**Excerpted data**.
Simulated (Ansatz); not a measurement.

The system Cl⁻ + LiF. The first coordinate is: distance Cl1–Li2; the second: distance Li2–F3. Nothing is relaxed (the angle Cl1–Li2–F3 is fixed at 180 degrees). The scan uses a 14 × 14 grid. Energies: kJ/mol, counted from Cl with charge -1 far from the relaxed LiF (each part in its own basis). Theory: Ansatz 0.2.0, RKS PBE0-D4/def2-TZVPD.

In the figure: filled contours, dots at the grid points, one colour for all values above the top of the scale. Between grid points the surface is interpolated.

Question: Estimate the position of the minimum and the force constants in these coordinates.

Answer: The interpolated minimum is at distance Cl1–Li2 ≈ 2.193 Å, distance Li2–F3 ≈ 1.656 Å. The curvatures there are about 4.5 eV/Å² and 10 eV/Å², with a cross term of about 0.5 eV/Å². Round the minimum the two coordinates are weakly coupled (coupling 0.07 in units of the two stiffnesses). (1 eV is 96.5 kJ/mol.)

**Task item**.
From the data above, output exactly the lines between the one containing "In the figure: filled" and the one containing "Question: Estimate the", counting both of them.

**Written answer**.
In the figure: filled contours, dots at the grid points, one colour for all values above the top of the scale. Between grid points the surface is interpolated.

Question: Estimate the position of the minimum and the force constants in these coordinates.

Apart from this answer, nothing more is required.